> **ACTION ITEM**
Present the following entries again, word for word and in full.

> **DATA EXTRACTS**
=-=-=

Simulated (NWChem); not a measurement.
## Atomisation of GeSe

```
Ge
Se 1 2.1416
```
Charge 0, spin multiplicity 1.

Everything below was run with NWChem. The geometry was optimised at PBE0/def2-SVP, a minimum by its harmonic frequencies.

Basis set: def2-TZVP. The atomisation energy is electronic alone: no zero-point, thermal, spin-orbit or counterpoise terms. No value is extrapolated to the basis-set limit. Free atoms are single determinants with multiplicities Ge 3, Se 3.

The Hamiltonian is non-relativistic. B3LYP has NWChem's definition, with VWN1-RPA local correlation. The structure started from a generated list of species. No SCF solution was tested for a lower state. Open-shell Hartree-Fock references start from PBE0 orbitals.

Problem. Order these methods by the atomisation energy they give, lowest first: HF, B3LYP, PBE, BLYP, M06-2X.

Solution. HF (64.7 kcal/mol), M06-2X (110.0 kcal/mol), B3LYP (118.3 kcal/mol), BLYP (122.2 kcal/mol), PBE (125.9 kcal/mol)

=-=-=

> **RESPONSE**
Simulated (NWChem); not a measurement.
## Atomisation of GeSe

```
Ge
Se 1 2.1416
```
Charge 0, spin multiplicity 1.

Everything below was run with NWChem. The geometry was optimised at PBE0/def2-SVP, a minimum by its harmonic frequencies.

Basis set: def2-TZVP. The atomisation energy is electronic alone: no zero-point, thermal, spin-orbit or counterpoise terms. No value is extrapolated to the basis-set limit. Free atoms are single determinants with multiplicities Ge 3, Se 3.

The Hamiltonian is non-relativistic. B3LYP has NWChem's definition, with VWN1-RPA local correlation. The structure started from a generated list of species. No SCF solution was tested for a lower state. Open-shell Hartree-Fock references start from PBE0 orbitals.

Problem. Order these methods by the atomisation energy they give, lowest first: HF, B3LYP, PBE, BLYP, M06-2X.

Solution. HF (64.7 kcal/mol), M06-2X (110.0 kcal/mol), B3LYP (118.3 kcal/mol), BLYP (122.2 kcal/mol), PBE (125.9 kcal/mol)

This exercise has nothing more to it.